GIVEN RECORDS

§

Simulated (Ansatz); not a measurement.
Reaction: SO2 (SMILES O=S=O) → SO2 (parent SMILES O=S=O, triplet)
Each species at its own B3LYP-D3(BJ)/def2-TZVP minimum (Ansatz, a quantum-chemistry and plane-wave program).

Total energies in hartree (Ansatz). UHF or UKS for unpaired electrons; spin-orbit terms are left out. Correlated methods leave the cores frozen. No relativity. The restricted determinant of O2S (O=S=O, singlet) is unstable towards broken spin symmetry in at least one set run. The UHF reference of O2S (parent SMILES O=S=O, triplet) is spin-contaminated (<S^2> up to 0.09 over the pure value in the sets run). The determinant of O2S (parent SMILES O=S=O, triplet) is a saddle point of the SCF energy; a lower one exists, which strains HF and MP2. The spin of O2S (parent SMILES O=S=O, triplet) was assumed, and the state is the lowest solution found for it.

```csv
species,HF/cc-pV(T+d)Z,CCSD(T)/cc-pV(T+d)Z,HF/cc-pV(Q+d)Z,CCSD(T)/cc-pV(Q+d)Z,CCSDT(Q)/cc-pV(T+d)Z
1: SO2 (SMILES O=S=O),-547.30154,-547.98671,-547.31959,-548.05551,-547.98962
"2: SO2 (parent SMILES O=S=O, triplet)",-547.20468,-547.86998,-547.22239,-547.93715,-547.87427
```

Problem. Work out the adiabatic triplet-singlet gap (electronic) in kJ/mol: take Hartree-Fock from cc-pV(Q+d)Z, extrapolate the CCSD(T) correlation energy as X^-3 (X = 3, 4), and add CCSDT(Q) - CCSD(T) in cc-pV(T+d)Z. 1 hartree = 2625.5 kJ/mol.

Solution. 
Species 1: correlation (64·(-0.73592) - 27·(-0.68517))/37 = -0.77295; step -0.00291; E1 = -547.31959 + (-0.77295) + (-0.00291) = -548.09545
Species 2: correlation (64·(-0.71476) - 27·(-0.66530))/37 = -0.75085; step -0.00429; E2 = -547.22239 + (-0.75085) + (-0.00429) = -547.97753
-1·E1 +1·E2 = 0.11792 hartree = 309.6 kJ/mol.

§

Copy out the listing above, line by line and exactly, from its first line to the line holding "Each species at", inclusive.

Simulated (Ansatz); not a measurement.
Reaction: SO2 (SMILES O=S=O) → SO2 (parent SMILES O=S=O, triplet)
Each species at its own B3LYP-D3(BJ)/def2-TZVP minimum (Ansatz, a quantum-chemistry and plane-wave program).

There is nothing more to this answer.